— WORK ORDER —
Reproduce the data below line by line, from its first line to the line with "How long does it take, and how much memory?", both included, and nothing past that point.

------------------------------------------------------------------------

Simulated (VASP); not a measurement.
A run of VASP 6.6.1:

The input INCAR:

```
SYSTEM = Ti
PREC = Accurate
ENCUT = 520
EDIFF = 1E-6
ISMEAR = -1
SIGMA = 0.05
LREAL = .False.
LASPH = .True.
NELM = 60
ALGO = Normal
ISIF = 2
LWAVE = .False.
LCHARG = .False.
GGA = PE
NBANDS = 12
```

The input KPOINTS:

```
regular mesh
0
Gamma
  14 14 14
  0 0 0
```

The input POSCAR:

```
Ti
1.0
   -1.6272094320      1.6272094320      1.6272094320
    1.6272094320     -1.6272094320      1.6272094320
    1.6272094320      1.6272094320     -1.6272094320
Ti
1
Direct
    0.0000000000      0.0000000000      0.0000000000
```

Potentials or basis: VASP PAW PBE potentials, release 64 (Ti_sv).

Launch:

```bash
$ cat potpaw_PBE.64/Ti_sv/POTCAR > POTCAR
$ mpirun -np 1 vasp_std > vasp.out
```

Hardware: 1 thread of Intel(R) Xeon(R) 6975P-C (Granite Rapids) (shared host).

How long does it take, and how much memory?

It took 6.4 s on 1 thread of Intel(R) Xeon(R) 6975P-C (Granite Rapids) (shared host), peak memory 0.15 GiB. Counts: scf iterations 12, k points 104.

------------------------------------------------------------------------

— PROBLEM SOLUTION —
Simulated (VASP); not a measurement.
A run of VASP 6.6.1:

The input INCAR:

```
SYSTEM = Ti
PREC = Accurate
ENCUT = 520
EDIFF = 1E-6
ISMEAR = -1
SIGMA = 0.05
LREAL = .False.
LASPH = .True.
NELM = 60
ALGO = Normal
ISIF = 2
LWAVE = .False.
LCHARG = .False.
GGA = PE
NBANDS = 12
```

The input KPOINTS:

```
regular mesh
0
Gamma
  14 14 14
  0 0 0
```

The input POSCAR:

```
Ti
1.0
   -1.6272094320      1.6272094320      1.6272094320
    1.6272094320     -1.6272094320      1.6272094320
    1.6272094320      1.6272094320     -1.6272094320
Ti
1
Direct
    0.0000000000      0.0000000000      0.0000000000
```

Potentials or basis: VASP PAW PBE potentials, release 64 (Ti_sv).

Launch:

```bash
$ cat potpaw_PBE.64/Ti_sv/POTCAR > POTCAR
$ mpirun -np 1 vasp_std > vasp.out
```

Hardware: 1 thread of Intel(R) Xeon(R) 6975P-C (Granite Rapids) (shared host).

How long does it take, and how much memory?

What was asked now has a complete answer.